§ **BRIEF**:
Begin at the line containing "(acetylene)) | 0.000493 |" in the entries below and end at the line containing "6.911 mol |"; transcribe that range exactly and nothing outside it.

§ **DATA EXCERPTS**:
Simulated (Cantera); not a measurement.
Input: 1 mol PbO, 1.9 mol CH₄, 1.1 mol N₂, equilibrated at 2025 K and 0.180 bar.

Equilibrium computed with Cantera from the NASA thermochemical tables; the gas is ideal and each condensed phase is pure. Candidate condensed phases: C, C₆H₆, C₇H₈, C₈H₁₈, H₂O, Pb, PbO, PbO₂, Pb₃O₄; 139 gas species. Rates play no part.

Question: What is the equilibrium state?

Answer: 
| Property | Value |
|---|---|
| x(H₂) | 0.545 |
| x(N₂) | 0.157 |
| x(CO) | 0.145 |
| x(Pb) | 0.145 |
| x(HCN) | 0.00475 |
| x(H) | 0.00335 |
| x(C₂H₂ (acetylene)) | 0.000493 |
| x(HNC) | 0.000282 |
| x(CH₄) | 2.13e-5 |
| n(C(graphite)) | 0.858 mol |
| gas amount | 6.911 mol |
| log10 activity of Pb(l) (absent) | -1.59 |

§ **RESULT**:
| x(C₂H₂ (acetylene)) | 0.000493 |
| x(HNC) | 0.000282 |
| x(CH₄) | 2.13e-5 |
| n(C(graphite)) | 0.858 mol |
| gas amount | 6.911 mol |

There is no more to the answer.